• **Task item**
Only the lines from the start of the material through the line containing "(D) COC(F)(F)[SiH3]" are to be extracted, exactly as they appear.

• **Provided information**
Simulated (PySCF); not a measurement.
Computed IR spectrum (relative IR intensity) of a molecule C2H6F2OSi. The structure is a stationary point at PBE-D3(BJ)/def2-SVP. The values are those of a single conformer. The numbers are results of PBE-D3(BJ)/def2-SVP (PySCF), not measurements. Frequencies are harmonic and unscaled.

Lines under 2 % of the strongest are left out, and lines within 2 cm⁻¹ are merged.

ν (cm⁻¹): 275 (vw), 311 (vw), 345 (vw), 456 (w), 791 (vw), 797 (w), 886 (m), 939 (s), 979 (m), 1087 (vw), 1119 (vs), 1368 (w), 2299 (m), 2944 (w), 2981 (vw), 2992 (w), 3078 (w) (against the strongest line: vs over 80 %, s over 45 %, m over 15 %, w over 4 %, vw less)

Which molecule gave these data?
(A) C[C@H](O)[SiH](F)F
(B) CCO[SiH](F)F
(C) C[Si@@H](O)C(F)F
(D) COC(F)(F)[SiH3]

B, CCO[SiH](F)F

• **Task result**
Simulated (PySCF); not a measurement.
Computed IR spectrum (relative IR intensity) of a molecule C2H6F2OSi. The structure is a stationary point at PBE-D3(BJ)/def2-SVP. The values are those of a single conformer. The numbers are results of PBE-D3(BJ)/def2-SVP (PySCF), not measurements. Frequencies are harmonic and unscaled.

Lines under 2 % of the strongest are left out, and lines within 2 cm⁻¹ are merged.

ν (cm⁻¹): 275 (vw), 311 (vw), 345 (vw), 456 (w), 791 (vw), 797 (w), 886 (m), 939 (s), 979 (m), 1087 (vw), 1119 (vs), 1368 (w), 2299 (m), 2944 (w), 2981 (vw), 2992 (w), 3078 (w) (against the strongest line: vs over 80 %, s over 45 %, m over 15 %, w over 4 %, vw less)

Which molecule gave these data?
(A) C[C@H](O)[SiH](F)F
(B) CCO[SiH](F)F
(C) C[Si@@H](O)C(F)F
(D) COC(F)(F)[SiH3]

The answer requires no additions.